•••
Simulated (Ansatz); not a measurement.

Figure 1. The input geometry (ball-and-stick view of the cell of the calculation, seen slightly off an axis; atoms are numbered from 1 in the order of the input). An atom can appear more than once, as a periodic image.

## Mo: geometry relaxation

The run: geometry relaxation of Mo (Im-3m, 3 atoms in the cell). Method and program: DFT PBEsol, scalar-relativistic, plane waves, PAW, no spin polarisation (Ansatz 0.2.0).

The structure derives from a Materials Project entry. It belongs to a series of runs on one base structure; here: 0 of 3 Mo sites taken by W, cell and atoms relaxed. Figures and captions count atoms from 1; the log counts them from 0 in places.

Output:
•••

• [REQUIRED ACTION]: When you reach the line in the material above that holds "## Mo: geometry relaxation", begin reproducing lines exactly, and stop after the line that holds "The run: geometry".

• [RESPONSE BOX]:
## Mo: geometry relaxation

The run: geometry relaxation of Mo (Im-3m, 3 atoms in the cell). Method and program: DFT PBEsol, scalar-relativistic, plane waves, PAW, no spin polarisation (Ansatz 0.2.0).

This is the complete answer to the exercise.